EXERCISE DATA:
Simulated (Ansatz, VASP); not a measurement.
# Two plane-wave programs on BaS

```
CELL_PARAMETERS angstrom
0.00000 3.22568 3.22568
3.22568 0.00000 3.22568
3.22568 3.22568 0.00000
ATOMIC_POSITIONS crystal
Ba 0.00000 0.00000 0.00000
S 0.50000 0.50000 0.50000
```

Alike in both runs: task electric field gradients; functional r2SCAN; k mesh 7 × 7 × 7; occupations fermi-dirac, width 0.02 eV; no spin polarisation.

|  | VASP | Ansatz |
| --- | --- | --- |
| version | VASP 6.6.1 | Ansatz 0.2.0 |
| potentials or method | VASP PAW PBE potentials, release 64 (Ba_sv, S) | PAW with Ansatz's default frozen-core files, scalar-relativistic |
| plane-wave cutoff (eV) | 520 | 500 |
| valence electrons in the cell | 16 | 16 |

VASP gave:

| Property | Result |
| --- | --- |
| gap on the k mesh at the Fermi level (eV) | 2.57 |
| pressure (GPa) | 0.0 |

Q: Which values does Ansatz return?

ASSIGNMENT: Retype each line above exactly as written.

WRITTEN SOLUTION:
Simulated (Ansatz, VASP); not a measurement.
# Two plane-wave programs on BaS

```
CELL_PARAMETERS angstrom
0.00000 3.22568 3.22568
3.22568 0.00000 3.22568
3.22568 3.22568 0.00000
ATOMIC_POSITIONS crystal
Ba 0.00000 0.00000 0.00000
S 0.50000 0.50000 0.50000
```

Alike in both runs: task electric field gradients; functional r2SCAN; k mesh 7 × 7 × 7; occupations fermi-dirac, width 0.02 eV; no spin polarisation.

|  | VASP | Ansatz |
| --- | --- | --- |
| version | VASP 6.6.1 | Ansatz 0.2.0 |
| potentials or method | VASP PAW PBE potentials, release 64 (Ba_sv, S) | PAW with Ansatz's default frozen-core files, scalar-relativistic |
| plane-wave cutoff (eV) | 520 | 500 |
| valence electrons in the cell | 16 | 16 |

VASP gave:

| Property | Result |
| --- | --- |
| gap on the k mesh at the Fermi level (eV) | 2.57 |
| pressure (GPa) | 0.0 |

Q: Which values does Ansatz return?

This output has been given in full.